• **WORK ITEM**
Starting at the top of the listing below, copy each line exactly, stopping after the line that contains "swing = 89.943 mV/decade".

• **INFORMATION**
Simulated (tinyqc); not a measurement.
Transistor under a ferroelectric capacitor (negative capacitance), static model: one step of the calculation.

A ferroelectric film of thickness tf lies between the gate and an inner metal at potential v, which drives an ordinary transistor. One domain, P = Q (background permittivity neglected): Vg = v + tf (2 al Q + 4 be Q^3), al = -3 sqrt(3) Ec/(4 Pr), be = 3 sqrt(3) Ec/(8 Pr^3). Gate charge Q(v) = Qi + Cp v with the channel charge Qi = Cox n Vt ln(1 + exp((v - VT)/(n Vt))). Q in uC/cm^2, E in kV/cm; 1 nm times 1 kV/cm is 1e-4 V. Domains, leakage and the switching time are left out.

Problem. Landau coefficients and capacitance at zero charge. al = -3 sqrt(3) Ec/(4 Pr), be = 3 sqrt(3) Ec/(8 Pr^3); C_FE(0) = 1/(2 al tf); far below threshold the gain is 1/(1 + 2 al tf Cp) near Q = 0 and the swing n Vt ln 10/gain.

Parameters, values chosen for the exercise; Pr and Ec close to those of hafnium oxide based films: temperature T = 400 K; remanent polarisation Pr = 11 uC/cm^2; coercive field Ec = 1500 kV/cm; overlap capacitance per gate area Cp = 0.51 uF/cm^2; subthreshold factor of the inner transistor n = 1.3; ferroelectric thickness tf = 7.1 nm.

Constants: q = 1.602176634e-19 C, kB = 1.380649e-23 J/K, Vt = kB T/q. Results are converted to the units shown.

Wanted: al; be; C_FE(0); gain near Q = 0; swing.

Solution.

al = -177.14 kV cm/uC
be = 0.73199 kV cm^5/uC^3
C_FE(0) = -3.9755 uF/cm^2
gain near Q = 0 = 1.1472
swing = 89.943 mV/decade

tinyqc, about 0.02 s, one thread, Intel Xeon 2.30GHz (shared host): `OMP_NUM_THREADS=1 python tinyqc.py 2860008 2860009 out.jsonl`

• **ANSWER AREA**
Simulated (tinyqc); not a measurement.
Transistor under a ferroelectric capacitor (negative capacitance), static model: one step of the calculation.

A ferroelectric film of thickness tf lies between the gate and an inner metal at potential v, which drives an ordinary transistor. One domain, P = Q (background permittivity neglected): Vg = v + tf (2 al Q + 4 be Q^3), al = -3 sqrt(3) Ec/(4 Pr), be = 3 sqrt(3) Ec/(8 Pr^3). Gate charge Q(v) = Qi + Cp v with the channel charge Qi = Cox n Vt ln(1 + exp((v - VT)/(n Vt))). Q in uC/cm^2, E in kV/cm; 1 nm times 1 kV/cm is 1e-4 V. Domains, leakage and the switching time are left out.

Problem. Landau coefficients and capacitance at zero charge. al = -3 sqrt(3) Ec/(4 Pr), be = 3 sqrt(3) Ec/(8 Pr^3); C_FE(0) = 1/(2 al tf); far below threshold the gain is 1/(1 + 2 al tf Cp) near Q = 0 and the swing n Vt ln 10/gain.

Parameters, values chosen for the exercise; Pr and Ec close to those of hafnium oxide based films: temperature T = 400 K; remanent polarisation Pr = 11 uC/cm^2; coercive field Ec = 1500 kV/cm; overlap capacitance per gate area Cp = 0.51 uF/cm^2; subthreshold factor of the inner transistor n = 1.3; ferroelectric thickness tf = 7.1 nm.

Constants: q = 1.602176634e-19 C, kB = 1.380649e-23 J/K, Vt = kB T/q. Results are converted to the units shown.

Wanted: al; be; C_FE(0); gain near Q = 0; swing.

Solution.

al = -177.14 kV cm/uC
be = 0.73199 kV cm^5/uC^3
C_FE(0) = -3.9755 uF/cm^2
gain near Q = 0 = 1.1472
swing = 89.943 mV/decade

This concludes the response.